Assigned task ▸
This exercise calls for the line with "Problem. How far", the line with "Solution. 0.66 eV", and all lines between them in the material below, output exactly and with no other lines.

__________________________________________________
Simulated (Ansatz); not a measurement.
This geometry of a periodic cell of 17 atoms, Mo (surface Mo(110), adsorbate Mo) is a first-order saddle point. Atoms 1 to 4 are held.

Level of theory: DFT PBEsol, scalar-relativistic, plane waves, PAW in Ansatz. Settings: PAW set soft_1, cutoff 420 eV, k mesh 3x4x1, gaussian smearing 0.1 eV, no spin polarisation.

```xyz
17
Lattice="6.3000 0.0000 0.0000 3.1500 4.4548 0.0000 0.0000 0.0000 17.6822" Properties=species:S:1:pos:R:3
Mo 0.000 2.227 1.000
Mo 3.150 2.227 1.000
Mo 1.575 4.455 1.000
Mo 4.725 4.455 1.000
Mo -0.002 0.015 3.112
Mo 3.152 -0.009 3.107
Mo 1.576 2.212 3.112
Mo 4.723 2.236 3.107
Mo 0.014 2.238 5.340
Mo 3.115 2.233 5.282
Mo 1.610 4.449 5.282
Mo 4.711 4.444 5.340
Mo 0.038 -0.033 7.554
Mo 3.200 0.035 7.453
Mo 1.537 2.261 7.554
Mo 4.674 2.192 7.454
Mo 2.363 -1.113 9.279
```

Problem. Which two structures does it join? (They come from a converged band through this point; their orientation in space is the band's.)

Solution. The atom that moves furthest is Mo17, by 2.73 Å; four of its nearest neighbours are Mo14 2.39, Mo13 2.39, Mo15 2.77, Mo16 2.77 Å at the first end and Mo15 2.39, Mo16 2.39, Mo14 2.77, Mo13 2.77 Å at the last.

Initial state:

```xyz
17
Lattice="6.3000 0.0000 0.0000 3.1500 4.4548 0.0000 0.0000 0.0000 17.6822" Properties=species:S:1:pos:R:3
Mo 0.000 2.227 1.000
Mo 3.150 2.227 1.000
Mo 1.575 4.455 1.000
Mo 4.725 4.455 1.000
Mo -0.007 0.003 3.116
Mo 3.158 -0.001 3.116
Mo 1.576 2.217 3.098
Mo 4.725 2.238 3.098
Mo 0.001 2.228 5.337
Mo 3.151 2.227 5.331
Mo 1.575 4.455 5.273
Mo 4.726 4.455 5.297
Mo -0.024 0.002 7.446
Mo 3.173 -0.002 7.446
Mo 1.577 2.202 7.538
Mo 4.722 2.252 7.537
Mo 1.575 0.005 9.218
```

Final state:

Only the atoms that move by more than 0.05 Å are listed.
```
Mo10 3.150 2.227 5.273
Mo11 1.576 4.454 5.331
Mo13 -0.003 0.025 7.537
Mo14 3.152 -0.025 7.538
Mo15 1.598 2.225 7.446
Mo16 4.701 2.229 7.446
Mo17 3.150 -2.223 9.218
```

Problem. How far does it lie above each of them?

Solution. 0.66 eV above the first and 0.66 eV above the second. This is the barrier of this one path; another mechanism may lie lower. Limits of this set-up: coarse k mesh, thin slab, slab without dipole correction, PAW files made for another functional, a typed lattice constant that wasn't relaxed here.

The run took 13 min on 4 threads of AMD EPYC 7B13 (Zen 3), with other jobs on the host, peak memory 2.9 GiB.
__________________________________________________

Written answer ▸
Problem. How far does it lie above each of them?

Solution. 0.66 eV above the first and 0.66 eV above the second. This is the barrier of this one path; another mechanism may lie lower. Limits of this set-up: coarse k mesh, thin slab, slab without dipole correction, PAW files made for another functional, a typed lattice constant that wasn't relaxed here.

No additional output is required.